— Required action —
Return only the lines running from the first line of the listing through the one with "A computed series [M(BH4)2]+", unchanged.

╭──
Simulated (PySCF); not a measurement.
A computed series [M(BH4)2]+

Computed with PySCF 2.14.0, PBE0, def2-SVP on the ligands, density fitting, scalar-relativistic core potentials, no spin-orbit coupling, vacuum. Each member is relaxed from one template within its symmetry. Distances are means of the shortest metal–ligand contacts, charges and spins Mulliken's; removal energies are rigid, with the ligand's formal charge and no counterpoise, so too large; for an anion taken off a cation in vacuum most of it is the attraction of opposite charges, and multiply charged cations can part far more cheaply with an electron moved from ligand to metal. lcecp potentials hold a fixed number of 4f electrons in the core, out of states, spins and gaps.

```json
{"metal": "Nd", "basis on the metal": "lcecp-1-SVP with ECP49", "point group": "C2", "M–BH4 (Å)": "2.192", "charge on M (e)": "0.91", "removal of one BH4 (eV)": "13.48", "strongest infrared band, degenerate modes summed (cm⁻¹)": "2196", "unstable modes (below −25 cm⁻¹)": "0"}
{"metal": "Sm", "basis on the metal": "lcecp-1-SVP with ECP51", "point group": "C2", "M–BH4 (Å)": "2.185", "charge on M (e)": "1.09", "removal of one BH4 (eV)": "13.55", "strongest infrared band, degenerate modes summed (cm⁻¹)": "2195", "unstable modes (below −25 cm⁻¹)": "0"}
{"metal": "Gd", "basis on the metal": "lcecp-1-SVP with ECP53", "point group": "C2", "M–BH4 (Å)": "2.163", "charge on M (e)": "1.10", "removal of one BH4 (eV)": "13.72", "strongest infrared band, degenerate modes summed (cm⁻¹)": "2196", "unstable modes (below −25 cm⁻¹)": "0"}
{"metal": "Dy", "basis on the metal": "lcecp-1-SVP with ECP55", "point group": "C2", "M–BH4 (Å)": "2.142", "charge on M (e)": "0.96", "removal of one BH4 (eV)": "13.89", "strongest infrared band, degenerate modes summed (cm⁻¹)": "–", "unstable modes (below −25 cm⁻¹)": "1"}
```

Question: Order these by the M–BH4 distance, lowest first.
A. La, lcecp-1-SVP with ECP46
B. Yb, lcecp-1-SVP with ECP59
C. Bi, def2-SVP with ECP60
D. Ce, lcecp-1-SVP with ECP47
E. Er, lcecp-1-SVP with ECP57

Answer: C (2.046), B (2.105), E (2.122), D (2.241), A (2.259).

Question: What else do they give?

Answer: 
╰──

— Result —
Simulated (PySCF); not a measurement.
A computed series [M(BH4)2]+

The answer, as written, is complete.